Material provided:
::::

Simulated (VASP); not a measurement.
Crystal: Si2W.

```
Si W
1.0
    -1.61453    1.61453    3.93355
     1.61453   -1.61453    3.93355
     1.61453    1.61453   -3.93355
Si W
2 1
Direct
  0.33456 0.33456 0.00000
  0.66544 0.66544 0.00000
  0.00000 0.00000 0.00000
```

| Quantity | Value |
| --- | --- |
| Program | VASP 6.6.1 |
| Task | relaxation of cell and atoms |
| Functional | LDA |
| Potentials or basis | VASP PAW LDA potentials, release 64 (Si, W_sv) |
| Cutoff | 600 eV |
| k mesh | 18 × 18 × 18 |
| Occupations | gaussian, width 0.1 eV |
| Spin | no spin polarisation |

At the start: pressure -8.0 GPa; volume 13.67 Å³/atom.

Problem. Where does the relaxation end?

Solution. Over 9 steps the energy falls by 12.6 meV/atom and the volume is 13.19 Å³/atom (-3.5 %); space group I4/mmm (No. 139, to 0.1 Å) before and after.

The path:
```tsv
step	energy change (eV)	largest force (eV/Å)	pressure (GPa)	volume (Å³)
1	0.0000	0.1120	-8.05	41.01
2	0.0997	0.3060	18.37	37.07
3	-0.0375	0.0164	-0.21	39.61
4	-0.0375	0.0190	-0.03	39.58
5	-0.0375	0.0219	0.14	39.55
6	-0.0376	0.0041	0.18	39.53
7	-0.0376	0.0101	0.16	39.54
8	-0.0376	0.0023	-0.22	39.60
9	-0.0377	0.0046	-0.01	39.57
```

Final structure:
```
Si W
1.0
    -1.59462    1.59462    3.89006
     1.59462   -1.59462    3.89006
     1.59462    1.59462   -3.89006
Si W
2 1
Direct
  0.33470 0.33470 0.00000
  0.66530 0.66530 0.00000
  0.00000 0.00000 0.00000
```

::::

All that belongs in the answer is an exact copy of the lines from the start of the records above through the line with "width 0.1 eV |".

Exercise answer:
Simulated (VASP); not a measurement.
Crystal: Si2W.

```
Si W
1.0
    -1.61453    1.61453    3.93355
     1.61453   -1.61453    3.93355
     1.61453    1.61453   -3.93355
Si W
2 1
Direct
  0.33456 0.33456 0.00000
  0.66544 0.66544 0.00000
  0.00000 0.00000 0.00000
```

| Quantity | Value |
| --- | --- |
| Program | VASP 6.6.1 |
| Task | relaxation of cell and atoms |
| Functional | LDA |
| Potentials or basis | VASP PAW LDA potentials, release 64 (Si, W_sv) |
| Cutoff | 600 eV |
| k mesh | 18 × 18 × 18 |
| Occupations | gaussian, width 0.1 eV |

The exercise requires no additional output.